# Work item
Up to and including the line containing "## Step 1: Starting point", retype each line of the listing below exactly, beginning with the first.

# Data excerpts
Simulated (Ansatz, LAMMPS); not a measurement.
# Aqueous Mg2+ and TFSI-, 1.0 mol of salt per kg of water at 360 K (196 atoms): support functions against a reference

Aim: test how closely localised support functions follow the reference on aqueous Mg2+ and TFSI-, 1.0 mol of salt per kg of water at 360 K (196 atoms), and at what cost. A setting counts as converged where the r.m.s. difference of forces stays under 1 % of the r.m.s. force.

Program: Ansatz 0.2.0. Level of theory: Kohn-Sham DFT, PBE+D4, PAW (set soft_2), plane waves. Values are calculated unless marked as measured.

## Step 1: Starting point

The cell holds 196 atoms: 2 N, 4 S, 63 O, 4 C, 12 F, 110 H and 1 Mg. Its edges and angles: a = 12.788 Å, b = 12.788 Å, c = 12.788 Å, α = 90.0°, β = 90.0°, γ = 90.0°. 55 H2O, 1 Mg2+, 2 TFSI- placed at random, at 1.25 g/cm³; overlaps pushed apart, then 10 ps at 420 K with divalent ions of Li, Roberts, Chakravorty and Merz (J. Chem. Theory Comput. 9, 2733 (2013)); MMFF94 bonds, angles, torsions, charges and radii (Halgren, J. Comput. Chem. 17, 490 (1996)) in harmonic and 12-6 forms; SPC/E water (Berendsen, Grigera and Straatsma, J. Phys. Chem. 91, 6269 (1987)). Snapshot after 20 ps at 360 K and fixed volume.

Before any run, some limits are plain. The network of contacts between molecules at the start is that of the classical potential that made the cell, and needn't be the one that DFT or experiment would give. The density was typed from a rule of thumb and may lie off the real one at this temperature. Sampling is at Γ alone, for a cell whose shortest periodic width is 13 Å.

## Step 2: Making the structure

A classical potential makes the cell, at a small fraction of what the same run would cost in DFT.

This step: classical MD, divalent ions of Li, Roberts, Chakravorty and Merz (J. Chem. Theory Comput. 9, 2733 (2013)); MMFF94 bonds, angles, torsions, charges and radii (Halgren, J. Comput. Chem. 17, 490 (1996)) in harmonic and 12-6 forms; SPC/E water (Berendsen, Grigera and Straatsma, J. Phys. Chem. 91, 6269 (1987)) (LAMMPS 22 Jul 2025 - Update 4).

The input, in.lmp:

# Response
Simulated (Ansatz, LAMMPS); not a measurement.
# Aqueous Mg2+ and TFSI-, 1.0 mol of salt per kg of water at 360 K (196 atoms): support functions against a reference

Aim: test how closely localised support functions follow the reference on aqueous Mg2+ and TFSI-, 1.0 mol of salt per kg of water at 360 K (196 atoms), and at what cost. A setting counts as converged where the r.m.s. difference of forces stays under 1 % of the r.m.s. force.

Program: Ansatz 0.2.0. Level of theory: Kohn-Sham DFT, PBE+D4, PAW (set soft_2), plane waves. Values are calculated unless marked as measured.

## Step 1: Starting point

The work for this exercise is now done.